* _DATA_:
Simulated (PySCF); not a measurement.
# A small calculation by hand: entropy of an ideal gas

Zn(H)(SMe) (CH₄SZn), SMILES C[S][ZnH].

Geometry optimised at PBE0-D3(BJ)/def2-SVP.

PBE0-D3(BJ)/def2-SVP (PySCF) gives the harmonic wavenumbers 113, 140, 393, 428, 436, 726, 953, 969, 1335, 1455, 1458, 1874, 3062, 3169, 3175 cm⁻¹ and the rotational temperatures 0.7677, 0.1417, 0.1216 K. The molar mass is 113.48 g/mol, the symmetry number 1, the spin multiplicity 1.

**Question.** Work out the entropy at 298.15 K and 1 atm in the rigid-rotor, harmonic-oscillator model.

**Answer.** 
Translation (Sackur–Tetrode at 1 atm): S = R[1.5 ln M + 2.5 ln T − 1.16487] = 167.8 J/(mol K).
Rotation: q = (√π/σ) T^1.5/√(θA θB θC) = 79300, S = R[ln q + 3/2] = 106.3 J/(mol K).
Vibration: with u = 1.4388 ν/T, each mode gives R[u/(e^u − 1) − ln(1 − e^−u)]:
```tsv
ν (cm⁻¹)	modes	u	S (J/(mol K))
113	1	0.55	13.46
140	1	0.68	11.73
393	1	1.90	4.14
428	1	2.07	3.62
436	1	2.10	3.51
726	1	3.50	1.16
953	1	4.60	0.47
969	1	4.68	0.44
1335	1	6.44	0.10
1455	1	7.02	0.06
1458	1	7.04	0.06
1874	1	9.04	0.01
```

* _WORK INSTRUCTION_:
Reproduce all of the material verbatim.

* _EXERCISE OUTPUT_:
Simulated (PySCF); not a measurement.
# A small calculation by hand: entropy of an ideal gas

Zn(H)(SMe) (CH₄SZn), SMILES C[S][ZnH].

Geometry optimised at PBE0-D3(BJ)/def2-SVP.

PBE0-D3(BJ)/def2-SVP (PySCF) gives the harmonic wavenumbers 113, 140, 393, 428, 436, 726, 953, 969, 1335, 1455, 1458, 1874, 3062, 3169, 3175 cm⁻¹ and the rotational temperatures 0.7677, 0.1417, 0.1216 K. The molar mass is 113.48 g/mol, the symmetry number 1, the spin multiplicity 1.

**Question.** Work out the entropy at 298.15 K and 1 atm in the rigid-rotor, harmonic-oscillator model.

**Answer.** 
Translation (Sackur–Tetrode at 1 atm): S = R[1.5 ln M + 2.5 ln T − 1.16487] = 167.8 J/(mol K).
Rotation: q = (√π/σ) T^1.5/√(θA θB θC) = 79300, S = R[ln q + 3/2] = 106.3 J/(mol K).
Vibration: with u = 1.4388 ν/T, each mode gives R[u/(e^u − 1) − ln(1 − e^−u)]:
```tsv
ν (cm⁻¹)	modes	u	S (J/(mol K))
113	1	0.55	13.46
140	1	0.68	11.73
393	1	1.90	4.14
428	1	2.07	3.62
436	1	2.10	3.51
726	1	3.50	1.16
953	1	4.60	0.47
969	1	4.68	0.44
1335	1	6.44	0.10
1455	1	7.02	0.06
1458	1	7.04	0.06
1874	1	9.04	0.01
```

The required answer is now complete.